___ SUPPLIED INFORMATION

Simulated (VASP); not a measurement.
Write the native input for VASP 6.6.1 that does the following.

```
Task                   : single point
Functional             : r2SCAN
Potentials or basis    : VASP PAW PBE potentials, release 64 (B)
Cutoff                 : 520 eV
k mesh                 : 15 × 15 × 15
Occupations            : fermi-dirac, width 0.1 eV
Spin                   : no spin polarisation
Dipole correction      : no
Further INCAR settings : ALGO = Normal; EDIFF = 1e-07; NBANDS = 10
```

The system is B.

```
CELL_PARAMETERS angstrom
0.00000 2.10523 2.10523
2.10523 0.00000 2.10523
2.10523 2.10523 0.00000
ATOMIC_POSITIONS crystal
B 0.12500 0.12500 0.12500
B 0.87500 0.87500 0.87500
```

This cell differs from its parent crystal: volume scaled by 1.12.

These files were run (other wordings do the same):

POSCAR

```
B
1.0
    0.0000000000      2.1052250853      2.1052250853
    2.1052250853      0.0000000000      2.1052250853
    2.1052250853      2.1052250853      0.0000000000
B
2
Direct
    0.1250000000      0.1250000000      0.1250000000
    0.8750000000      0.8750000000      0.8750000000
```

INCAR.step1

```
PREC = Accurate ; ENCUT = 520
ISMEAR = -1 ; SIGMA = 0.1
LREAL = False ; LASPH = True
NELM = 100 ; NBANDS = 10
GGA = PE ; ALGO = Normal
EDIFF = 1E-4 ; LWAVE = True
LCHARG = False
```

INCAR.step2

______

*WORK INSTRUCTION*. Each entry above, in full, should be output exactly as it reads.

*ANSWER SECTION*.
Simulated (VASP); not a measurement.
Write the native input for VASP 6.6.1 that does the following.

```
Task                   : single point
Functional             : r2SCAN
Potentials or basis    : VASP PAW PBE potentials, release 64 (B)
Cutoff                 : 520 eV
k mesh                 : 15 × 15 × 15
Occupations            : fermi-dirac, width 0.1 eV
Spin                   : no spin polarisation
Dipole correction      : no
Further INCAR settings : ALGO = Normal; EDIFF = 1e-07; NBANDS = 10
```

The system is B.

```
CELL_PARAMETERS angstrom
0.00000 2.10523 2.10523
2.10523 0.00000 2.10523
2.10523 2.10523 0.00000
ATOMIC_POSITIONS crystal
B 0.12500 0.12500 0.12500
B 0.87500 0.87500 0.87500
```

This cell differs from its parent crystal: volume scaled by 1.12.

These files were run (other wordings do the same):

POSCAR

```
B
1.0
    0.0000000000      2.1052250853      2.1052250853
    2.1052250853      0.0000000000      2.1052250853
    2.1052250853      2.1052250853      0.0000000000
B
2
Direct
    0.1250000000      0.1250000000      0.1250000000
    0.8750000000      0.8750000000      0.8750000000
```

INCAR.step1

```
PREC = Accurate ; ENCUT = 520
ISMEAR = -1 ; SIGMA = 0.1
LREAL = False ; LASPH = True
NELM = 100 ; NBANDS = 10
GGA = PE ; ALGO = Normal
EDIFF = 1E-4 ; LWAVE = True
LCHARG = False
```

INCAR.step2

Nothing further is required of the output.